******************************

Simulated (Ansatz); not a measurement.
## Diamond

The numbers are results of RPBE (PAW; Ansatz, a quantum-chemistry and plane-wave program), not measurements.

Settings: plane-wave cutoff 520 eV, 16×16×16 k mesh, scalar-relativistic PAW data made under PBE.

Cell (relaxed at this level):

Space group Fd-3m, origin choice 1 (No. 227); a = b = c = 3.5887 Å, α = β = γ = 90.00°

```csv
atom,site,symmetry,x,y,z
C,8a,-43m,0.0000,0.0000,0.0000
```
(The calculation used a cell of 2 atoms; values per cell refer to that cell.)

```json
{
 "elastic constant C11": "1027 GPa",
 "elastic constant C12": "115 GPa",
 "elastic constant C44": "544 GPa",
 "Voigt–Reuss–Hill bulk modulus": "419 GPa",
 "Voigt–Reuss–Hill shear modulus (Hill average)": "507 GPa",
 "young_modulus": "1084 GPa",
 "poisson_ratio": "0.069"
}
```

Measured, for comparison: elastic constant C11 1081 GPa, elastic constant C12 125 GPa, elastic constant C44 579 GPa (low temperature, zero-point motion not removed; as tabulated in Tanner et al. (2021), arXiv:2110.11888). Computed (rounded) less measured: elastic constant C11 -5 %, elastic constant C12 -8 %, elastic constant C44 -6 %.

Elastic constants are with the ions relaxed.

******************************

__TASK ITEM__: What is needed here is an exact reproduction of all the entries.

__WRITTEN RESPONSE__:
Simulated (Ansatz); not a measurement.
## Diamond

The numbers are results of RPBE (PAW; Ansatz, a quantum-chemistry and plane-wave program), not measurements.

Settings: plane-wave cutoff 520 eV, 16×16×16 k mesh, scalar-relativistic PAW data made under PBE.

Cell (relaxed at this level):

Space group Fd-3m, origin choice 1 (No. 227); a = b = c = 3.5887 Å, α = β = γ = 90.00°

```csv
atom,site,symmetry,x,y,z
C,8a,-43m,0.0000,0.0000,0.0000
```
(The calculation used a cell of 2 atoms; values per cell refer to that cell.)

```json
{
 "elastic constant C11": "1027 GPa",
 "elastic constant C12": "115 GPa",
 "elastic constant C44": "544 GPa",
 "Voigt–Reuss–Hill bulk modulus": "419 GPa",
 "Voigt–Reuss–Hill shear modulus (Hill average)": "507 GPa",
 "young_modulus": "1084 GPa",
 "poisson_ratio": "0.069"
}
```

Measured, for comparison: elastic constant C11 1081 GPa, elastic constant C12 125 GPa, elastic constant C44 579 GPa (low temperature, zero-point motion not removed; as tabulated in Tanner et al. (2021), arXiv:2110.11888). Computed (rounded) less measured: elastic constant C11 -5 %, elastic constant C12 -8 %, elastic constant C44 -6 %.

Elastic constants are with the ions relaxed.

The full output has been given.